Start of Block

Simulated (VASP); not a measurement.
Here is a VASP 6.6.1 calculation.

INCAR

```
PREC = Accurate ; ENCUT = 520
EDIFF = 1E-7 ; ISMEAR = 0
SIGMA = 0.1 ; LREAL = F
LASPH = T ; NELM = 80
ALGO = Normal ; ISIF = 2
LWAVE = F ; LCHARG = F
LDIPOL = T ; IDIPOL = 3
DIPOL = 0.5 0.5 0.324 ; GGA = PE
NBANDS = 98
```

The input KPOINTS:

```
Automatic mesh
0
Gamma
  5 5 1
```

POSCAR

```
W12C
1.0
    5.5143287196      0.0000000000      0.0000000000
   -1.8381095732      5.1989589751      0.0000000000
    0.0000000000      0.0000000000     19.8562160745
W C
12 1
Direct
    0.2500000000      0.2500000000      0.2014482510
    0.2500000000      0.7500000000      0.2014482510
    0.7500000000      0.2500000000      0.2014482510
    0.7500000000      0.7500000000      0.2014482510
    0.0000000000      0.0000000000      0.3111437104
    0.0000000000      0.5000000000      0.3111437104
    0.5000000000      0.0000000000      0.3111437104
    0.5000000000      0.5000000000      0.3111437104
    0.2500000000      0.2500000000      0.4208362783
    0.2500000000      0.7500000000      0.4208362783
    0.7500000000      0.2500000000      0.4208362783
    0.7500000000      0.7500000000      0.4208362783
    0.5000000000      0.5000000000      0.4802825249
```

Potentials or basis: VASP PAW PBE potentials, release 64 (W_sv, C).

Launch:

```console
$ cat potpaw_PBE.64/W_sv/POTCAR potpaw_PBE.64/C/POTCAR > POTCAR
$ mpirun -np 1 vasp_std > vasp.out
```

End of Block

Your reply should repeat the entries above in full, with every character intact.

Simulated (VASP); not a measurement.
Here is a VASP 6.6.1 calculation.

INCAR

```
PREC = Accurate ; ENCUT = 520
EDIFF = 1E-7 ; ISMEAR = 0
SIGMA = 0.1 ; LREAL = F
LASPH = T ; NELM = 80
ALGO = Normal ; ISIF = 2
LWAVE = F ; LCHARG = F
LDIPOL = T ; IDIPOL = 3
DIPOL = 0.5 0.5 0.324 ; GGA = PE
NBANDS = 98
```

The input KPOINTS:

```
Automatic mesh
0
Gamma
  5 5 1
```

POSCAR

```
W12C
1.0
    5.5143287196      0.0000000000      0.0000000000
   -1.8381095732      5.1989589751      0.0000000000
    0.0000000000      0.0000000000     19.8562160745
W C
12 1
Direct
    0.2500000000      0.2500000000      0.2014482510
    0.2500000000      0.7500000000      0.2014482510
    0.7500000000      0.2500000000      0.2014482510
    0.7500000000      0.7500000000      0.2014482510
    0.0000000000      0.0000000000      0.3111437104
    0.0000000000      0.5000000000      0.3111437104
    0.5000000000      0.0000000000      0.3111437104
    0.5000000000      0.5000000000      0.3111437104
    0.2500000000      0.2500000000      0.4208362783
    0.2500000000      0.7500000000      0.4208362783
    0.7500000000      0.2500000000      0.4208362783
    0.7500000000      0.7500000000      0.4208362783
    0.5000000000      0.5000000000      0.4802825249
```

Potentials or basis: VASP PAW PBE potentials, release 64 (W_sv, C).

Launch:

```console
$ cat potpaw_PBE.64/W_sv/POTCAR potpaw_PBE.64/C/POTCAR > POTCAR
$ mpirun -np 1 vasp_std > vasp.out
```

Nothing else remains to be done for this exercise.